┄┄┄┄┄┄┄┄┄┄

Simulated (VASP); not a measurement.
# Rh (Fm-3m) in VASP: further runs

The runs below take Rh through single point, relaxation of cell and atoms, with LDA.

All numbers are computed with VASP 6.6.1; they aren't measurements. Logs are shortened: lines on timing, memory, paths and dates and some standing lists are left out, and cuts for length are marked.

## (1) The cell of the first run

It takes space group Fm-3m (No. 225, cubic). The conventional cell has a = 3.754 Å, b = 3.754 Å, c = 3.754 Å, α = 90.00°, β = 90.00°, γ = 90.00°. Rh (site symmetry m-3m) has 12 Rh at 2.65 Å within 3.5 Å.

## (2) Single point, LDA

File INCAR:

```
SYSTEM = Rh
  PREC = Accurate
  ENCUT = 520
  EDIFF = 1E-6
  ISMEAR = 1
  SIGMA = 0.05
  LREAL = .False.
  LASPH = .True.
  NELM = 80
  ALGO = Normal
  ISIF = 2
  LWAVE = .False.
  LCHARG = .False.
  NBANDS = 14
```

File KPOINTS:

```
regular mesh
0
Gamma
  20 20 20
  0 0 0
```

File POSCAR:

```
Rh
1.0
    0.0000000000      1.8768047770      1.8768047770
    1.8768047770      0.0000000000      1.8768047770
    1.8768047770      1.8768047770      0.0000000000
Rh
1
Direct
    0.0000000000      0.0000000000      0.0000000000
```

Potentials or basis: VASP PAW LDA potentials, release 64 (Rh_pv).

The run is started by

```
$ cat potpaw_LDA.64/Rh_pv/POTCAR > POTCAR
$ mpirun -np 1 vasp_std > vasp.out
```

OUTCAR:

┄┄┄┄┄┄┄┄┄┄

Required action »
Give the records again, exactly as they appear.

Exercise result »
Simulated (VASP); not a measurement.
# Rh (Fm-3m) in VASP: further runs

The runs below take Rh through single point, relaxation of cell and atoms, with LDA.

All numbers are computed with VASP 6.6.1; they aren't measurements. Logs are shortened: lines on timing, memory, paths and dates and some standing lists are left out, and cuts for length are marked.

## (1) The cell of the first run

It takes space group Fm-3m (No. 225, cubic). The conventional cell has a = 3.754 Å, b = 3.754 Å, c = 3.754 Å, α = 90.00°, β = 90.00°, γ = 90.00°. Rh (site symmetry m-3m) has 12 Rh at 2.65 Å within 3.5 Å.

## (2) Single point, LDA

File INCAR:

```
SYSTEM = Rh
  PREC = Accurate
  ENCUT = 520
  EDIFF = 1E-6
  ISMEAR = 1
  SIGMA = 0.05
  LREAL = .False.
  LASPH = .True.
  NELM = 80
  ALGO = Normal
  ISIF = 2
  LWAVE = .False.
  LCHARG = .False.
  NBANDS = 14
```

File KPOINTS:

```
regular mesh
0
Gamma
  20 20 20
  0 0 0
```

File POSCAR:

```
Rh
1.0
    0.0000000000      1.8768047770      1.8768047770
    1.8768047770      0.0000000000      1.8768047770
    1.8768047770      1.8768047770      0.0000000000
Rh
1
Direct
    0.0000000000      0.0000000000      0.0000000000
```

Potentials or basis: VASP PAW LDA potentials, release 64 (Rh_pv).

The run is started by

```
$ cat potpaw_LDA.64/Rh_pv/POTCAR > POTCAR
$ mpirun -np 1 vasp_std > vasp.out
```

OUTCAR:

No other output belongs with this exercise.